§ **ASSIGNMENT**:
Each record that follows is to be reproduced verbatim.

§ **INFORMATION SUPPLIED**:
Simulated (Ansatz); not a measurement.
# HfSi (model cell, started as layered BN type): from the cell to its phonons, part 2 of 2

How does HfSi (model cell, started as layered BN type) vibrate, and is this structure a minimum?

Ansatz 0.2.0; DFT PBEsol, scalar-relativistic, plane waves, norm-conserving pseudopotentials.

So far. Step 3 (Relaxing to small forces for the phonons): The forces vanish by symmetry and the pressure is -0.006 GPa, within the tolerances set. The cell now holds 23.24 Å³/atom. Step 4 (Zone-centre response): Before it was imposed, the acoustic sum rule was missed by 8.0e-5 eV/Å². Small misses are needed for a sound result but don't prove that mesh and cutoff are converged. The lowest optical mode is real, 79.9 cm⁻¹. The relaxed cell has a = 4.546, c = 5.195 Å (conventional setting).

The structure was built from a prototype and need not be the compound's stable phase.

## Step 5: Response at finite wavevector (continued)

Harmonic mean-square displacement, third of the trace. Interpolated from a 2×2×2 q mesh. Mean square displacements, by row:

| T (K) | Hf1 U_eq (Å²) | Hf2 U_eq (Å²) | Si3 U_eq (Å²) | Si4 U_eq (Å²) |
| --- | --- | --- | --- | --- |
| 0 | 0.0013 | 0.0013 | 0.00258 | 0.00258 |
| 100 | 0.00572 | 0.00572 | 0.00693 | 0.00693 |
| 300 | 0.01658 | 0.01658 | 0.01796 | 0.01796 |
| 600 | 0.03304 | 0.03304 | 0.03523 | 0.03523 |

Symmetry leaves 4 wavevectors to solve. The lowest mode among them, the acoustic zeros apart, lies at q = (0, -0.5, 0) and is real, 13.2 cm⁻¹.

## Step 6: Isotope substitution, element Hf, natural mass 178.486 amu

§ **EXERCISE RESPONSE**:
Simulated (Ansatz); not a measurement.
# HfSi (model cell, started as layered BN type): from the cell to its phonons, part 2 of 2

How does HfSi (model cell, started as layered BN type) vibrate, and is this structure a minimum?

Ansatz 0.2.0; DFT PBEsol, scalar-relativistic, plane waves, norm-conserving pseudopotentials.

So far. Step 3 (Relaxing to small forces for the phonons): The forces vanish by symmetry and the pressure is -0.006 GPa, within the tolerances set. The cell now holds 23.24 Å³/atom. Step 4 (Zone-centre response): Before it was imposed, the acoustic sum rule was missed by 8.0e-5 eV/Å². Small misses are needed for a sound result but don't prove that mesh and cutoff are converged. The lowest optical mode is real, 79.9 cm⁻¹. The relaxed cell has a = 4.546, c = 5.195 Å (conventional setting).

The structure was built from a prototype and need not be the compound's stable phase.

## Step 5: Response at finite wavevector (continued)

Harmonic mean-square displacement, third of the trace. Interpolated from a 2×2×2 q mesh. Mean square displacements, by row:

| T (K) | Hf1 U_eq (Å²) | Hf2 U_eq (Å²) | Si3 U_eq (Å²) | Si4 U_eq (Å²) |
| --- | --- | --- | --- | --- |
| 0 | 0.0013 | 0.0013 | 0.00258 | 0.00258 |
| 100 | 0.00572 | 0.00572 | 0.00693 | 0.00693 |
| 300 | 0.01658 | 0.01658 | 0.01796 | 0.01796 |
| 600 | 0.03304 | 0.03304 | 0.03523 | 0.03523 |

Symmetry leaves 4 wavevectors to solve. The lowest mode among them, the acoustic zeros apart, lies at q = (0, -0.5, 0) and is real, 13.2 cm⁻¹.

## Step 6: Isotope substitution, element Hf, natural mass 178.486 amu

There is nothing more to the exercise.